The required output is every line from the beginning of the entries below through the line that includes "the run's occupations.", copied exactly.

Listed records:
^^^^^^^^^^^^^^^^

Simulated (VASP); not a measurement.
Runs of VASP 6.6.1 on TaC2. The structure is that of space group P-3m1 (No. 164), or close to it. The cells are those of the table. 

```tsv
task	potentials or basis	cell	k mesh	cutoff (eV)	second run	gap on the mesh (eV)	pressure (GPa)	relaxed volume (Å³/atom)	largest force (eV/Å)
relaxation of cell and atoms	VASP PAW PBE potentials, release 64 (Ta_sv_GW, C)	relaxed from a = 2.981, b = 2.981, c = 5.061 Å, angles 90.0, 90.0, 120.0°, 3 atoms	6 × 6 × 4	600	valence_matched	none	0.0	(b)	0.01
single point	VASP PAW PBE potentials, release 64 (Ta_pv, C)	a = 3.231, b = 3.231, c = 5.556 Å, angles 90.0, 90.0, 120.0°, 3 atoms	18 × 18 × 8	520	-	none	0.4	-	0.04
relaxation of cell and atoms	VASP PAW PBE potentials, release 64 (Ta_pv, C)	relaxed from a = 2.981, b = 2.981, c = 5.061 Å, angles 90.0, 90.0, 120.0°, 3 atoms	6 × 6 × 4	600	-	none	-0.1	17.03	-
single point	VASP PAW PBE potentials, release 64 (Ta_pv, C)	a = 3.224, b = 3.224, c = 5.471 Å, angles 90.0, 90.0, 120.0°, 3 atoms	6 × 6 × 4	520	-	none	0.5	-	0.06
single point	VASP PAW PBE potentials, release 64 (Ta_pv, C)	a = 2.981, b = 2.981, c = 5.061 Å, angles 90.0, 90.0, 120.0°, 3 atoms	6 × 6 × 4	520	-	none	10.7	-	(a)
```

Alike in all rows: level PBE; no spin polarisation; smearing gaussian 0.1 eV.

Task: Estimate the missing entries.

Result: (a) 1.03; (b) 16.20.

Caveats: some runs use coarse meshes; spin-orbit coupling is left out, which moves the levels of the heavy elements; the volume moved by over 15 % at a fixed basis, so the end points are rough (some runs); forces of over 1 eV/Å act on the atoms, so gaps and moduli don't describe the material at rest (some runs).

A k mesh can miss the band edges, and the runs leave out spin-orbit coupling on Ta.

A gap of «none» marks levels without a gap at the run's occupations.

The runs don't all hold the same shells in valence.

^^^^^^^^^^^^^^^^

Written response:
Simulated (VASP); not a measurement.
Runs of VASP 6.6.1 on TaC2. The structure is that of space group P-3m1 (No. 164), or close to it. The cells are those of the table. 

```tsv
task	potentials or basis	cell	k mesh	cutoff (eV)	second run	gap on the mesh (eV)	pressure (GPa)	relaxed volume (Å³/atom)	largest force (eV/Å)
relaxation of cell and atoms	VASP PAW PBE potentials, release 64 (Ta_sv_GW, C)	relaxed from a = 2.981, b = 2.981, c = 5.061 Å, angles 90.0, 90.0, 120.0°, 3 atoms	6 × 6 × 4	600	valence_matched	none	0.0	(b)	0.01
single point	VASP PAW PBE potentials, release 64 (Ta_pv, C)	a = 3.231, b = 3.231, c = 5.556 Å, angles 90.0, 90.0, 120.0°, 3 atoms	18 × 18 × 8	520	-	none	0.4	-	0.04
relaxation of cell and atoms	VASP PAW PBE potentials, release 64 (Ta_pv, C)	relaxed from a = 2.981, b = 2.981, c = 5.061 Å, angles 90.0, 90.0, 120.0°, 3 atoms	6 × 6 × 4	600	-	none	-0.1	17.03	-
single point	VASP PAW PBE potentials, release 64 (Ta_pv, C)	a = 3.224, b = 3.224, c = 5.471 Å, angles 90.0, 90.0, 120.0°, 3 atoms	6 × 6 × 4	520	-	none	0.5	-	0.06
single point	VASP PAW PBE potentials, release 64 (Ta_pv, C)	a = 2.981, b = 2.981, c = 5.061 Å, angles 90.0, 90.0, 120.0°, 3 atoms	6 × 6 × 4	520	-	none	10.7	-	(a)
```

Alike in all rows: level PBE; no spin polarisation; smearing gaussian 0.1 eV.

Task: Estimate the missing entries.

Result: (a) 1.03; (b) 16.20.

Caveats: some runs use coarse meshes; spin-orbit coupling is left out, which moves the levels of the heavy elements; the volume moved by over 15 % at a fixed basis, so the end points are rough (some runs); forces of over 1 eV/Å act on the atoms, so gaps and moduli don't describe the material at rest (some runs).

A k mesh can miss the band edges, and the runs leave out spin-orbit coupling on Ta.

A gap of «none» marks levels without a gap at the run's occupations.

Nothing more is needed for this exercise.